### Dataset excerpts
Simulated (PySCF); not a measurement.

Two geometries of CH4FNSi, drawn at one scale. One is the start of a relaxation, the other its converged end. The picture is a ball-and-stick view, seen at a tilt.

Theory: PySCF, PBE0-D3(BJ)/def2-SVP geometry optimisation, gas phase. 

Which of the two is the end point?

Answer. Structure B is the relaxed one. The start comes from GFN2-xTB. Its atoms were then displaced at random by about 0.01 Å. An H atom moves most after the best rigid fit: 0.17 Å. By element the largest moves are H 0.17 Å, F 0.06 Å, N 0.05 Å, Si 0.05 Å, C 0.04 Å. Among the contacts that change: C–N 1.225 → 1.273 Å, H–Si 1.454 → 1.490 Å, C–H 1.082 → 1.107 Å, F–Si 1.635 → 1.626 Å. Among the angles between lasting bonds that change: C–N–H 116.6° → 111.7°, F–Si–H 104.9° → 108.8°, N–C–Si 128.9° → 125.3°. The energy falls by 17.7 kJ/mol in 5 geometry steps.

### Required action
Repeat only what lies between the first line of the data and the line containing "Which of the two is the end point?", both of those lines included, exactly as it stands.

### Result
Simulated (PySCF); not a measurement.

Two geometries of CH4FNSi, drawn at one scale. One is the start of a relaxation, the other its converged end. The picture is a ball-and-stick view, seen at a tilt.

Theory: PySCF, PBE0-D3(BJ)/def2-SVP geometry optimisation, gas phase. 

Which of the two is the end point?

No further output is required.